(Record extracts):
☆ ☆ ☆ ☆

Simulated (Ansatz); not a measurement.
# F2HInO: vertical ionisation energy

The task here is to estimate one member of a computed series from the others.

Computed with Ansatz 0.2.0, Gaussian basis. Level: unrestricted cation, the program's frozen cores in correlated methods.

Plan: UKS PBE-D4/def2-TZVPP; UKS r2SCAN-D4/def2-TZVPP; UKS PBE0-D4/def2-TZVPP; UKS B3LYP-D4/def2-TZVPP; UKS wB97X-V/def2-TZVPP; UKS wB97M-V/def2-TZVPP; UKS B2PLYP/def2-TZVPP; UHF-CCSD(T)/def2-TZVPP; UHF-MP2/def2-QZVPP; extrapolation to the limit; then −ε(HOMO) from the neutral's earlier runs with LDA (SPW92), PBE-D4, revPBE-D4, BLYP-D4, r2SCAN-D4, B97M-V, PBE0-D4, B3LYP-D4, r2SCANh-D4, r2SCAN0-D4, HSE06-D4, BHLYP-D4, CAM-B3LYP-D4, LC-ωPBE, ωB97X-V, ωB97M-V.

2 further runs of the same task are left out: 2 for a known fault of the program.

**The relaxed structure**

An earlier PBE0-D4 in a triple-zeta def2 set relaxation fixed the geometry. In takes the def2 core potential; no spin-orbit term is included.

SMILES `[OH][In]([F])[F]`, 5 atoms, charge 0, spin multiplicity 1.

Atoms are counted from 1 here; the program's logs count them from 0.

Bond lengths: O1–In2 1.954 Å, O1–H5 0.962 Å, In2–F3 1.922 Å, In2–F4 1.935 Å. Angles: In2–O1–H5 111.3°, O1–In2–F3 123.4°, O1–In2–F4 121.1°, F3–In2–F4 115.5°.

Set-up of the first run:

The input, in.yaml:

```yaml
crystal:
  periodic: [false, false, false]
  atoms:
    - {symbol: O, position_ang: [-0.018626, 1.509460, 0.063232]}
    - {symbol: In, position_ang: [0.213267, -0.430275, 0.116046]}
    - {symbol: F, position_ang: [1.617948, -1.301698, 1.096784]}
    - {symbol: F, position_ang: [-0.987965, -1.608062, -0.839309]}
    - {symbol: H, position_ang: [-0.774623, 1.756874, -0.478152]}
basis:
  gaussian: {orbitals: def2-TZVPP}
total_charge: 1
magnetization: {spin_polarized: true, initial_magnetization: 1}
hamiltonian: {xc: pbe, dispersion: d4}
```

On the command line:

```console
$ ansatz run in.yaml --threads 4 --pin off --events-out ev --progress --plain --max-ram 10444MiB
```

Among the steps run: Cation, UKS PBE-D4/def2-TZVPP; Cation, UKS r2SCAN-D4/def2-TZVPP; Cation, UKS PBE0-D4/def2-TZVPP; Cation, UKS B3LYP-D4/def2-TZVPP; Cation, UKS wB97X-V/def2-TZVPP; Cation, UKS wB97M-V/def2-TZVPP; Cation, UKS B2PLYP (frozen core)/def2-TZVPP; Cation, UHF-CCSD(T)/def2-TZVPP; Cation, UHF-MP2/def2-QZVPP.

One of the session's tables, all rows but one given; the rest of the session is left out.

☆ ☆ ☆ ☆

(Work instruction):
Write out exactly the lines above between the line with "2 further runs" and the line with "An earlier PBE0-D4", inclusive, and nothing beyond them.

(Task result):
2 further runs of the same task are left out: 2 for a known fault of the program.

**The relaxed structure**

An earlier PBE0-D4 in a triple-zeta def2 set relaxation fixed the geometry. In takes the def2 core potential; no spin-orbit term is included.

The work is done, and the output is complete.